++++++++

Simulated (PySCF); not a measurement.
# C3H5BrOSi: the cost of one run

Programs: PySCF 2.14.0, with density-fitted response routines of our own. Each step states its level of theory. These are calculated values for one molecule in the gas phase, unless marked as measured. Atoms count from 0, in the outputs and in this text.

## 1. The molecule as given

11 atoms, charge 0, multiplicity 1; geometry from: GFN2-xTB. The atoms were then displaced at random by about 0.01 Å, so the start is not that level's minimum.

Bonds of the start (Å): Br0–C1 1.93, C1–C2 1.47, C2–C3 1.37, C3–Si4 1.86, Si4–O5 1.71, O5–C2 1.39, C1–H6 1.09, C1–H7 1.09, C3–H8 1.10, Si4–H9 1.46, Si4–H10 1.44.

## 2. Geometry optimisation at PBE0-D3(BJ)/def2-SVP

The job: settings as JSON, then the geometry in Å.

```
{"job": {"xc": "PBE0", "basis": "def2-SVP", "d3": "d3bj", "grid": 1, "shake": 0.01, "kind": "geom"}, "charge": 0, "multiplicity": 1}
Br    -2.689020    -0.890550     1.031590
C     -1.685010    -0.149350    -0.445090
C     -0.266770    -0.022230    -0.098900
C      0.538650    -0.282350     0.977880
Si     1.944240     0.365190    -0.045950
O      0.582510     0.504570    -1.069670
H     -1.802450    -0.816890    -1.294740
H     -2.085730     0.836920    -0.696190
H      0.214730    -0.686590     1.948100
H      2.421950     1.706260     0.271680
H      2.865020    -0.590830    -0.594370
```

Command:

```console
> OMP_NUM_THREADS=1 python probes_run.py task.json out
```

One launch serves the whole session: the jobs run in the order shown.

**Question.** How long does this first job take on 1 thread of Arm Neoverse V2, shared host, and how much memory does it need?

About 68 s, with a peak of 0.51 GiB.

++++++++

Would you please copy exactly the part of the entries above that begins at the line containing "# C3H5BrOSi: the cost of one run" and ends at the line containing "11 atoms, charge", both lines included?

● **Expected answer**
# C3H5BrOSi: the cost of one run

Programs: PySCF 2.14.0, with density-fitted response routines of our own. Each step states its level of theory. These are calculated values for one molecule in the gas phase, unless marked as measured. Atoms count from 0, in the outputs and in this text.

## 1. The molecule as given

11 atoms, charge 0, multiplicity 1; geometry from: GFN2-xTB. The atoms were then displaced at random by about 0.01 Å, so the start is not that level's minimum.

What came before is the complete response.